§ EXERCISE
Produce as output only the lines below starting at the line with "and name them.**" and continuing through the line with "the HOMO–LUMO gap?**", each one exactly as written.

§ ENTRIES PROVIDED
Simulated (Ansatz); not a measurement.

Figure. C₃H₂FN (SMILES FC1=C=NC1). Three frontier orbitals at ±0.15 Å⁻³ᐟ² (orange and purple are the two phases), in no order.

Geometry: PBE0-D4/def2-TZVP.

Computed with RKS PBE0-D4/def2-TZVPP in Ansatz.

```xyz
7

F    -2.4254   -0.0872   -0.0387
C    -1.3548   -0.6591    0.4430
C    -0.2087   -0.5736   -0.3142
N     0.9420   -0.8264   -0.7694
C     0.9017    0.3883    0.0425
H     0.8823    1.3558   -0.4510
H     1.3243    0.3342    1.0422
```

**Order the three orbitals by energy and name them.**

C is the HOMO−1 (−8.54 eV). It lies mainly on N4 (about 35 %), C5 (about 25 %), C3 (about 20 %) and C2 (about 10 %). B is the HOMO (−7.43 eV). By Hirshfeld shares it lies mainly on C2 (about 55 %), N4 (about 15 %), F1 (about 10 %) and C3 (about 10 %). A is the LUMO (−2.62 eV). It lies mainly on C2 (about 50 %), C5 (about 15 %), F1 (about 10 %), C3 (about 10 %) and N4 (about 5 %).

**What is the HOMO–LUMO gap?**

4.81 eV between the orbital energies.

§ RESPONSE AREA
**Order the three orbitals by energy and name them.**

C is the HOMO−1 (−8.54 eV). It lies mainly on N4 (about 35 %), C5 (about 25 %), C3 (about 20 %) and C2 (about 10 %). B is the HOMO (−7.43 eV). By Hirshfeld shares it lies mainly on C2 (about 55 %), N4 (about 15 %), F1 (about 10 %) and C3 (about 10 %). A is the LUMO (−2.62 eV). It lies mainly on C2 (about 50 %), C5 (about 15 %), F1 (about 10 %), C3 (about 10 %) and N4 (about 5 %).

**What is the HOMO–LUMO gap?**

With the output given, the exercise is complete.